Extracted information:
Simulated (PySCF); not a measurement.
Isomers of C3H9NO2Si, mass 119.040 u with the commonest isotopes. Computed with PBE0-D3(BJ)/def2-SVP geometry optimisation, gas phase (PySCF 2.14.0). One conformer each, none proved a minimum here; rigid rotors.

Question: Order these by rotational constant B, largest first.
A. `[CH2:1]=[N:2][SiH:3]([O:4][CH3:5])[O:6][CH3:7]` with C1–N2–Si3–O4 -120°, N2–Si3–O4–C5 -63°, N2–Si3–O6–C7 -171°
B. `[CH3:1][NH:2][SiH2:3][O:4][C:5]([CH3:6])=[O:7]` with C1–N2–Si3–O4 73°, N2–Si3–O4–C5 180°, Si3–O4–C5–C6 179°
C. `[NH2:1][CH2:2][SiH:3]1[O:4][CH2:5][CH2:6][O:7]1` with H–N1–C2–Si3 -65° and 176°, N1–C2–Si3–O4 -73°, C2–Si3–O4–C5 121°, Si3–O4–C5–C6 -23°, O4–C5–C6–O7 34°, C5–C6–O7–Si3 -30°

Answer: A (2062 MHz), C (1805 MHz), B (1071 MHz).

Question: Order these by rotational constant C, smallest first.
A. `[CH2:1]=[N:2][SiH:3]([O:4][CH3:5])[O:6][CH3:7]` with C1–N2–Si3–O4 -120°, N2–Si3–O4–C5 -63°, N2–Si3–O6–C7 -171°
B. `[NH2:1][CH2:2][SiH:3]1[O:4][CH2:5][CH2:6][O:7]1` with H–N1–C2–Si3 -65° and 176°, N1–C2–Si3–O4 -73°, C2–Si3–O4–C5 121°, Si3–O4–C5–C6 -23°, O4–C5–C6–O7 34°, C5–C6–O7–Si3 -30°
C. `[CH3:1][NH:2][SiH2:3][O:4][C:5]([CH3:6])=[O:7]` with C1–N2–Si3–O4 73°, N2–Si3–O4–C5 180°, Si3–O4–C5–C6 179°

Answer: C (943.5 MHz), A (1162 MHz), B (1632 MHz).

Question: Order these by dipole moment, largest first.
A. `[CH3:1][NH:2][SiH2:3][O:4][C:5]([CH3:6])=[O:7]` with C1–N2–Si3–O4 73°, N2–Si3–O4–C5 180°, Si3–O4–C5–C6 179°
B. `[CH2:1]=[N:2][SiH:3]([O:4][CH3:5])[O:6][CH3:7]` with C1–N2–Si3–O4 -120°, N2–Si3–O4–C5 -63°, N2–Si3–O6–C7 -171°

Assignment:
The lines above, from the first through the one containing "Question: Order these by rotational constant B, largest", must be restated word for word, with nothing added.

Your response:
Simulated (PySCF); not a measurement.
Isomers of C3H9NO2Si, mass 119.040 u with the commonest isotopes. Computed with PBE0-D3(BJ)/def2-SVP geometry optimisation, gas phase (PySCF 2.14.0). One conformer each, none proved a minimum here; rigid rotors.

Question: Order these by rotational constant B, largest first.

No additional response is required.